## GIVEN RECORDS
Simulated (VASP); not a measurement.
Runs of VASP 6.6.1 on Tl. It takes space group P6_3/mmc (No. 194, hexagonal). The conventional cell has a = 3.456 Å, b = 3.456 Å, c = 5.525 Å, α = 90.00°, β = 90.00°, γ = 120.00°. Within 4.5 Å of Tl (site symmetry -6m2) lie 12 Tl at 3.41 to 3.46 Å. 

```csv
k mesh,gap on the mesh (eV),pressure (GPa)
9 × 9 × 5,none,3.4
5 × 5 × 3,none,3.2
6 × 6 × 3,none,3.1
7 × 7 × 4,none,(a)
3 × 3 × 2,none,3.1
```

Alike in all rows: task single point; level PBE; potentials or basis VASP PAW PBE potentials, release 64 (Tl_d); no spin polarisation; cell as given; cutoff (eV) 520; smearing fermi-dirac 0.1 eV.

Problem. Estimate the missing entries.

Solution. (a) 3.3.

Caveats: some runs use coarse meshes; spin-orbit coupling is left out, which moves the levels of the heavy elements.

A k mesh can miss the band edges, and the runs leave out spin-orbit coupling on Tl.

## ASSIGNMENT
Each record above should be returned exactly as written.

## EXERCISE RESPONSE
Simulated (VASP); not a measurement.
Runs of VASP 6.6.1 on Tl. It takes space group P6_3/mmc (No. 194, hexagonal). The conventional cell has a = 3.456 Å, b = 3.456 Å, c = 5.525 Å, α = 90.00°, β = 90.00°, γ = 120.00°. Within 4.5 Å of Tl (site symmetry -6m2) lie 12 Tl at 3.41 to 3.46 Å. 

```csv
k mesh,gap on the mesh (eV),pressure (GPa)
9 × 9 × 5,none,3.4
5 × 5 × 3,none,3.2
6 × 6 × 3,none,3.1
7 × 7 × 4,none,(a)
3 × 3 × 2,none,3.1
```

Alike in all rows: task single point; level PBE; potentials or basis VASP PAW PBE potentials, release 64 (Tl_d); no spin polarisation; cell as given; cutoff (eV) 520; smearing fermi-dirac 0.1 eV.

Problem. Estimate the missing entries.

Solution. (a) 3.3.

Caveats: some runs use coarse meshes; spin-orbit coupling is left out, which moves the levels of the heavy elements.

A k mesh can miss the band edges, and the runs leave out spin-orbit coupling on Tl.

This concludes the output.